### WORK REQUEST
Starting with the line that contains "Answer: The most" and stopping after the line that contains "Question: Describe this", copy the entries below exactly. Include nothing else.

═══ SUPPLIED DATA ═══

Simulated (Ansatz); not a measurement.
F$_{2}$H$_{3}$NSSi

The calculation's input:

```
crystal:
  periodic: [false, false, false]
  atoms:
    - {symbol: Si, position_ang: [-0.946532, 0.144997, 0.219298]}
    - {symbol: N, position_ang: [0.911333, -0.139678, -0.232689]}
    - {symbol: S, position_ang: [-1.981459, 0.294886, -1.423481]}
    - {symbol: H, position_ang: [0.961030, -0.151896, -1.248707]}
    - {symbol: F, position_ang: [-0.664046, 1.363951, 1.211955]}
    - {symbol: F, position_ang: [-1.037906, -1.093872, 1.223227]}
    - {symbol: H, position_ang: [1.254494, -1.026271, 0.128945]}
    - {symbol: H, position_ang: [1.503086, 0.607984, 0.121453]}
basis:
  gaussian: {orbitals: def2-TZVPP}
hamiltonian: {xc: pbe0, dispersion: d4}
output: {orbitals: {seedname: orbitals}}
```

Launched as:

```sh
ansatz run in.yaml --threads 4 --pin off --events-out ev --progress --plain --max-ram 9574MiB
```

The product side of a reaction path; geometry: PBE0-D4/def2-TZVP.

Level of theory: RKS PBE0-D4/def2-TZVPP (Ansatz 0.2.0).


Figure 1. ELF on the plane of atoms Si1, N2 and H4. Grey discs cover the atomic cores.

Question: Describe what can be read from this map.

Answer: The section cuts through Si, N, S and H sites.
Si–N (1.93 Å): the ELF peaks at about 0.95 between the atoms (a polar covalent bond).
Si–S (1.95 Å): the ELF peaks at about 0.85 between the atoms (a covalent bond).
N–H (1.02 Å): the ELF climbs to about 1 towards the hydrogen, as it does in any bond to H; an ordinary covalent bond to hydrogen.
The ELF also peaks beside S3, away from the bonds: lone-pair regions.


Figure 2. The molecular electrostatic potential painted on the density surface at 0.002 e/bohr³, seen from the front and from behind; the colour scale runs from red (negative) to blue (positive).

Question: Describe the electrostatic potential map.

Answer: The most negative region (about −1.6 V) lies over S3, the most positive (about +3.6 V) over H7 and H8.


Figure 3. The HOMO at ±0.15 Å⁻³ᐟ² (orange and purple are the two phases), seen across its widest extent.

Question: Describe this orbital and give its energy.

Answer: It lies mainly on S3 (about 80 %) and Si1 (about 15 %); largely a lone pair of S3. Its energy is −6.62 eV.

═══

### ANSWER SECTION
Answer: The most negative region (about −1.6 V) lies over S3, the most positive (about +3.6 V) over H7 and H8.


Figure 3. The HOMO at ±0.15 Å⁻³ᐟ² (orange and purple are the two phases), seen across its widest extent.

Question: Describe this orbital and give its energy.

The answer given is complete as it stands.